**Exercise**
Once you have read the records below, restate them word for word.

**Dataset excerpts**
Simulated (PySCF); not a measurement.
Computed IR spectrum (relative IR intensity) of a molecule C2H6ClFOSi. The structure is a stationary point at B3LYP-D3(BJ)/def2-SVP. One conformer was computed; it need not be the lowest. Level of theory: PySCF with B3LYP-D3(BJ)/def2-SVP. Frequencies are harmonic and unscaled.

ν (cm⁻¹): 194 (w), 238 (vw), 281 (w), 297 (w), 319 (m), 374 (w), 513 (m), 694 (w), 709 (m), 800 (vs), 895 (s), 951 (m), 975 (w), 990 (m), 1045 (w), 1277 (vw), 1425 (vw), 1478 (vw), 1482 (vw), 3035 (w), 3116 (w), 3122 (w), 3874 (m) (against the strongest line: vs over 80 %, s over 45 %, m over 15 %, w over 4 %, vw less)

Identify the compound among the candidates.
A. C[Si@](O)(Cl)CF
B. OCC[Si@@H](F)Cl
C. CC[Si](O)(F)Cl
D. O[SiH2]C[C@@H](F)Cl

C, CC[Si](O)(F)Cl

**Solution**
Simulated (PySCF); not a measurement.
Computed IR spectrum (relative IR intensity) of a molecule C2H6ClFOSi. The structure is a stationary point at B3LYP-D3(BJ)/def2-SVP. One conformer was computed; it need not be the lowest. Level of theory: PySCF with B3LYP-D3(BJ)/def2-SVP. Frequencies are harmonic and unscaled.

ν (cm⁻¹): 194 (w), 238 (vw), 281 (w), 297 (w), 319 (m), 374 (w), 513 (m), 694 (w), 709 (m), 800 (vs), 895 (s), 951 (m), 975 (w), 990 (m), 1045 (w), 1277 (vw), 1425 (vw), 1478 (vw), 1482 (vw), 3035 (w), 3116 (w), 3122 (w), 3874 (m) (against the strongest line: vs over 80 %, s over 45 %, m over 15 %, w over 4 %, vw less)

Identify the compound among the candidates.
A. C[Si@](O)(Cl)CF
B. OCC[Si@@H](F)Cl
C. CC[Si](O)(F)Cl
D. O[SiH2]C[C@@H](F)Cl

C, CC[Si](O)(F)Cl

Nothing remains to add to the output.